Please write out exactly, and only, the lines from the first in the material below to the line containing "(a) 8.0; (b) 13.1.", both included.

>>>

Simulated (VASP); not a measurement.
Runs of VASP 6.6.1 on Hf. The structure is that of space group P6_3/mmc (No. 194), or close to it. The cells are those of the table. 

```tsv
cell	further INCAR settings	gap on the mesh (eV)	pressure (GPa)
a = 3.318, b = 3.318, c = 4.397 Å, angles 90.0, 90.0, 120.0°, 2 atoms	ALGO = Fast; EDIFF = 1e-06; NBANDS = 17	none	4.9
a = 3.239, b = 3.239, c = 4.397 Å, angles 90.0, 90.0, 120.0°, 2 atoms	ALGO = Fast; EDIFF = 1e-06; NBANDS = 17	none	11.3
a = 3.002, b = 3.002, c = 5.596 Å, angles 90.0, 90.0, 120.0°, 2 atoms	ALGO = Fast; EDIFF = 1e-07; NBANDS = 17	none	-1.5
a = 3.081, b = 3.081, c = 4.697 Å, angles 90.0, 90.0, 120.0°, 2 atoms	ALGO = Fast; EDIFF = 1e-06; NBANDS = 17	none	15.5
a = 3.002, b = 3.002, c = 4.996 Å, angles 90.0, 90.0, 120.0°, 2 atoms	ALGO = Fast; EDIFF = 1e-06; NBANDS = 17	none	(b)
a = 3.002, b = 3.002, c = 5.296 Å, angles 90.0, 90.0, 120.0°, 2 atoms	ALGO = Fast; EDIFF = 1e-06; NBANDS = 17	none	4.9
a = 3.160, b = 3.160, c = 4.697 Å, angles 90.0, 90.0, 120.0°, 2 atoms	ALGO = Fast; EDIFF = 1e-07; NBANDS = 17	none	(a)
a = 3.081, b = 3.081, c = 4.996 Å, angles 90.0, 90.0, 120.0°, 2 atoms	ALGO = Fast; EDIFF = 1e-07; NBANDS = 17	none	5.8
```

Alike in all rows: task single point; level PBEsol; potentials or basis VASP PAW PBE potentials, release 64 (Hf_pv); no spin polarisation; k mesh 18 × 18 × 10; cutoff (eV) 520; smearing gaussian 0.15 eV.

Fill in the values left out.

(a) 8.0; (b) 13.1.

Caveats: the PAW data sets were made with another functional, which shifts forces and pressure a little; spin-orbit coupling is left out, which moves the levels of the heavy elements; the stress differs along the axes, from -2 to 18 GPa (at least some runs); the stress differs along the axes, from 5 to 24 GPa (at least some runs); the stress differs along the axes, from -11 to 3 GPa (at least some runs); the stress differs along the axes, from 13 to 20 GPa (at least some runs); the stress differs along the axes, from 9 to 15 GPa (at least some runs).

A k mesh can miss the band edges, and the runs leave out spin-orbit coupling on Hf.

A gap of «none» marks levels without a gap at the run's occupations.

<<<

* [Answer box]
Simulated (VASP); not a measurement.
Runs of VASP 6.6.1 on Hf. The structure is that of space group P6_3/mmc (No. 194), or close to it. The cells are those of the table. 

```tsv
cell	further INCAR settings	gap on the mesh (eV)	pressure (GPa)
a = 3.318, b = 3.318, c = 4.397 Å, angles 90.0, 90.0, 120.0°, 2 atoms	ALGO = Fast; EDIFF = 1e-06; NBANDS = 17	none	4.9
a = 3.239, b = 3.239, c = 4.397 Å, angles 90.0, 90.0, 120.0°, 2 atoms	ALGO = Fast; EDIFF = 1e-06; NBANDS = 17	none	11.3
a = 3.002, b = 3.002, c = 5.596 Å, angles 90.0, 90.0, 120.0°, 2 atoms	ALGO = Fast; EDIFF = 1e-07; NBANDS = 17	none	-1.5
a = 3.081, b = 3.081, c = 4.697 Å, angles 90.0, 90.0, 120.0°, 2 atoms	ALGO = Fast; EDIFF = 1e-06; NBANDS = 17	none	15.5
a = 3.002, b = 3.002, c = 4.996 Å, angles 90.0, 90.0, 120.0°, 2 atoms	ALGO = Fast; EDIFF = 1e-06; NBANDS = 17	none	(b)
a = 3.002, b = 3.002, c = 5.296 Å, angles 90.0, 90.0, 120.0°, 2 atoms	ALGO = Fast; EDIFF = 1e-06; NBANDS = 17	none	4.9
a = 3.160, b = 3.160, c = 4.697 Å, angles 90.0, 90.0, 120.0°, 2 atoms	ALGO = Fast; EDIFF = 1e-07; NBANDS = 17	none	(a)
a = 3.081, b = 3.081, c = 4.996 Å, angles 90.0, 90.0, 120.0°, 2 atoms	ALGO = Fast; EDIFF = 1e-07; NBANDS = 17	none	5.8
```

Alike in all rows: task single point; level PBEsol; potentials or basis VASP PAW PBE potentials, release 64 (Hf_pv); no spin polarisation; k mesh 18 × 18 × 10; cutoff (eV) 520; smearing gaussian 0.15 eV.

Fill in the values left out.

(a) 8.0; (b) 13.1.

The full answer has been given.